'''

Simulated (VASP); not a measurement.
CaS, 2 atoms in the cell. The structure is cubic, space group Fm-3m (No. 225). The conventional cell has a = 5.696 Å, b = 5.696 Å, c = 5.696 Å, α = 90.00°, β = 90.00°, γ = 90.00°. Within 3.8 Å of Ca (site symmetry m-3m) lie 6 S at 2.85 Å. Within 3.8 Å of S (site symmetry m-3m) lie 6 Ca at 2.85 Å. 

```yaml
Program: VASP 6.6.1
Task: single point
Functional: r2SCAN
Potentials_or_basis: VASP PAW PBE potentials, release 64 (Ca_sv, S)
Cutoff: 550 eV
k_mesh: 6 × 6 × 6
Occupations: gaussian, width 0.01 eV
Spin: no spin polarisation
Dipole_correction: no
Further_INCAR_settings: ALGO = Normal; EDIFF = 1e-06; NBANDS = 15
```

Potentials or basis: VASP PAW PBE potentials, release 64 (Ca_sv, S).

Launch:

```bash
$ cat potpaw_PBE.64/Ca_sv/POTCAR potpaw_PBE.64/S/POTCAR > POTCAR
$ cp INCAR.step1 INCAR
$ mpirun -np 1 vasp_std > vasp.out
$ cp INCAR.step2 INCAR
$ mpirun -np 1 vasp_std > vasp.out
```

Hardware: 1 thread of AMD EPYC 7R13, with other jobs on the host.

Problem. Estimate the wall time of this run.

'''

(WORK INSTRUCTION)
Reproduce the whole listing, exactly.

(YOUR RESPONSE)
Simulated (VASP); not a measurement.
CaS, 2 atoms in the cell. The structure is cubic, space group Fm-3m (No. 225). The conventional cell has a = 5.696 Å, b = 5.696 Å, c = 5.696 Å, α = 90.00°, β = 90.00°, γ = 90.00°. Within 3.8 Å of Ca (site symmetry m-3m) lie 6 S at 2.85 Å. Within 3.8 Å of S (site symmetry m-3m) lie 6 Ca at 2.85 Å. 

```yaml
Program: VASP 6.6.1
Task: single point
Functional: r2SCAN
Potentials_or_basis: VASP PAW PBE potentials, release 64 (Ca_sv, S)
Cutoff: 550 eV
k_mesh: 6 × 6 × 6
Occupations: gaussian, width 0.01 eV
Spin: no spin polarisation
Dipole_correction: no
Further_INCAR_settings: ALGO = Normal; EDIFF = 1e-06; NBANDS = 15
```

Potentials or basis: VASP PAW PBE potentials, release 64 (Ca_sv, S).

Launch:

```bash
$ cat potpaw_PBE.64/Ca_sv/POTCAR potpaw_PBE.64/S/POTCAR > POTCAR
$ cp INCAR.step1 INCAR
$ mpirun -np 1 vasp_std > vasp.out
$ cp INCAR.step2 INCAR
$ mpirun -np 1 vasp_std > vasp.out
```

Hardware: 1 thread of AMD EPYC 7R13, with other jobs on the host.

Problem. Estimate the wall time of this run.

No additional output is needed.